__Work instruction__. All entries given below are to be returned word for word.

__Given information__.
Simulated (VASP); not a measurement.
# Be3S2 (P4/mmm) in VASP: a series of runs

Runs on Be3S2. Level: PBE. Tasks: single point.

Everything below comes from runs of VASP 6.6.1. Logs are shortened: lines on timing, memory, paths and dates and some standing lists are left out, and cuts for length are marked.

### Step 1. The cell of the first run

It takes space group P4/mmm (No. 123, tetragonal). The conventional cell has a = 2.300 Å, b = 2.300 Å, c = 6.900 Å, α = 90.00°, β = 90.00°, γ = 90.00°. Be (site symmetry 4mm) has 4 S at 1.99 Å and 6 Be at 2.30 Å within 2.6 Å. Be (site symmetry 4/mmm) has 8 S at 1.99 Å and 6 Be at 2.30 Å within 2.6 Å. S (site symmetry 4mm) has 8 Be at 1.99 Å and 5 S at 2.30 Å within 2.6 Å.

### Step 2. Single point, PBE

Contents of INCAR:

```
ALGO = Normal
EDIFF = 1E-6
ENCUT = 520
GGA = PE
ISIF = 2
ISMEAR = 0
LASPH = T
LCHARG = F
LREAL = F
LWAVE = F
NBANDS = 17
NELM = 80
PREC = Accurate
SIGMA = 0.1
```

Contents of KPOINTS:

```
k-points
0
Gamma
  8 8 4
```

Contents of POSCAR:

__Exercise answer__.
Simulated (VASP); not a measurement.
# Be3S2 (P4/mmm) in VASP: a series of runs

Runs on Be3S2. Level: PBE. Tasks: single point.

Everything below comes from runs of VASP 6.6.1. Logs are shortened: lines on timing, memory, paths and dates and some standing lists are left out, and cuts for length are marked.

### Step 1. The cell of the first run

It takes space group P4/mmm (No. 123, tetragonal). The conventional cell has a = 2.300 Å, b = 2.300 Å, c = 6.900 Å, α = 90.00°, β = 90.00°, γ = 90.00°. Be (site symmetry 4mm) has 4 S at 1.99 Å and 6 Be at 2.30 Å within 2.6 Å. Be (site symmetry 4/mmm) has 8 S at 1.99 Å and 6 Be at 2.30 Å within 2.6 Å. S (site symmetry 4mm) has 8 Be at 1.99 Å and 5 S at 2.30 Å within 2.6 Å.

### Step 2. Single point, PBE

Contents of INCAR:

```
ALGO = Normal
EDIFF = 1E-6
ENCUT = 520
GGA = PE
ISIF = 2
ISMEAR = 0
LASPH = T
LCHARG = F
LREAL = F
LWAVE = F
NBANDS = 17
NELM = 80
PREC = Accurate
SIGMA = 0.1
```

Contents of KPOINTS:

```
k-points
0
Gamma
  8 8 4
```

Contents of POSCAR:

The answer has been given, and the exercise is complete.